▶ [Extracted material]:

╭──

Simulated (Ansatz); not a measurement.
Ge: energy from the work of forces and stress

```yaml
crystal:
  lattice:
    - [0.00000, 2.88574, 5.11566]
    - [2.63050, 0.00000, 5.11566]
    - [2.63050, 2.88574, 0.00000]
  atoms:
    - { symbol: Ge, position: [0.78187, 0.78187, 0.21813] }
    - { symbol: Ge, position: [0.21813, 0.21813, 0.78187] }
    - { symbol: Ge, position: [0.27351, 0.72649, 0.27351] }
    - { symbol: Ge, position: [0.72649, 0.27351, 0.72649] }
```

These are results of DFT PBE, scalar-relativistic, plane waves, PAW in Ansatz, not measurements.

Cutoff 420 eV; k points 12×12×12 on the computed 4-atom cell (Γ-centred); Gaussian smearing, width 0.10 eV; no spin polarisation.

╰──

▶ [Work item]:
Give the listing again, exactly as it was written.

▶ [Answer area]:
Simulated (Ansatz); not a measurement.
Ge: energy from the work of forces and stress

```yaml
crystal:
  lattice:
    - [0.00000, 2.88574, 5.11566]
    - [2.63050, 0.00000, 5.11566]
    - [2.63050, 2.88574, 0.00000]
  atoms:
    - { symbol: Ge, position: [0.78187, 0.78187, 0.21813] }
    - { symbol: Ge, position: [0.21813, 0.21813, 0.78187] }
    - { symbol: Ge, position: [0.27351, 0.72649, 0.27351] }
    - { symbol: Ge, position: [0.72649, 0.27351, 0.72649] }
```

These are results of DFT PBE, scalar-relativistic, plane waves, PAW in Ansatz, not measurements.

Cutoff 420 eV; k points 12×12×12 on the computed 4-atom cell (Γ-centred); Gaussian smearing, width 0.10 eV; no spin polarisation.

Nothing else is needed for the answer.